REQUIRED ACTION:
In the entries below, find the line with "Soave-Redlich-Kwong | Peng-Robinson |" and the line with "0.01608 | 0.01421 |". Reproduce those two lines and every line between them exactly, and nothing more.

THE DATA:
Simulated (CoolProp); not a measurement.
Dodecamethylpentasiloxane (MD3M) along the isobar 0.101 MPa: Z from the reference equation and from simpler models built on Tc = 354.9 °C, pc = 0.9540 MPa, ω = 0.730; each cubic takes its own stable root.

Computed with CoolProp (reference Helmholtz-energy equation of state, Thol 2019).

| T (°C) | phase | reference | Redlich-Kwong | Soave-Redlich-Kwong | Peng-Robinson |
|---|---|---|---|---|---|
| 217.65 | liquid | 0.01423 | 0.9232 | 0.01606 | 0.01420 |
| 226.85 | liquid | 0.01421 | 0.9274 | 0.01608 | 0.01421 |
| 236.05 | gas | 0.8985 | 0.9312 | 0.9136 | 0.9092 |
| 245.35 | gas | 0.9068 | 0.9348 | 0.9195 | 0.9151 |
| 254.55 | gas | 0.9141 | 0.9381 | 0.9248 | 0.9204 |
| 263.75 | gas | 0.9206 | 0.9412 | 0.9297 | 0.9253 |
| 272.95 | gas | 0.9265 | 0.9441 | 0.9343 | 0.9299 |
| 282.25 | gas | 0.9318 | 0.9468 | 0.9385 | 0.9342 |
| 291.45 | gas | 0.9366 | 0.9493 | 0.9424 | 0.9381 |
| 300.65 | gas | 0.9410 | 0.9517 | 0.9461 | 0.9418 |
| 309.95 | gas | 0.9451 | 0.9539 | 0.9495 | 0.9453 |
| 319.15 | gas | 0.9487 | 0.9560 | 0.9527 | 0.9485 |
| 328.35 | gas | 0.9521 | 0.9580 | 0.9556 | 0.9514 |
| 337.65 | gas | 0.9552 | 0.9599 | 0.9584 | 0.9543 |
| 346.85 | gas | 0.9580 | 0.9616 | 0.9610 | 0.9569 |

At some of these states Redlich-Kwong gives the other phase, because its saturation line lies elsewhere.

WRITTEN SOLUTION:
| T (°C) | phase | reference | Redlich-Kwong | Soave-Redlich-Kwong | Peng-Robinson |
|---|---|---|---|---|---|
| 217.65 | liquid | 0.01423 | 0.9232 | 0.01606 | 0.01420 |
| 226.85 | liquid | 0.01421 | 0.9274 | 0.01608 | 0.01421 |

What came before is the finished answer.